• • • • • • •

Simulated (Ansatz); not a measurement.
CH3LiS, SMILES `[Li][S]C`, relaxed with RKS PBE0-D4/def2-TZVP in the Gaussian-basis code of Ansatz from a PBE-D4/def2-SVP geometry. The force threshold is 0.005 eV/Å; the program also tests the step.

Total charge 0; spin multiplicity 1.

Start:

• • • • • • •

REQUIRED ACTION -
Return the data in full, with each line kept exactly as it is.

TASK ANSWER -
Simulated (Ansatz); not a measurement.
CH3LiS, SMILES `[Li][S]C`, relaxed with RKS PBE0-D4/def2-TZVP in the Gaussian-basis code of Ansatz from a PBE-D4/def2-SVP geometry. The force threshold is 0.005 eV/Å; the program also tests the step.

Total charge 0; spin multiplicity 1.

Start:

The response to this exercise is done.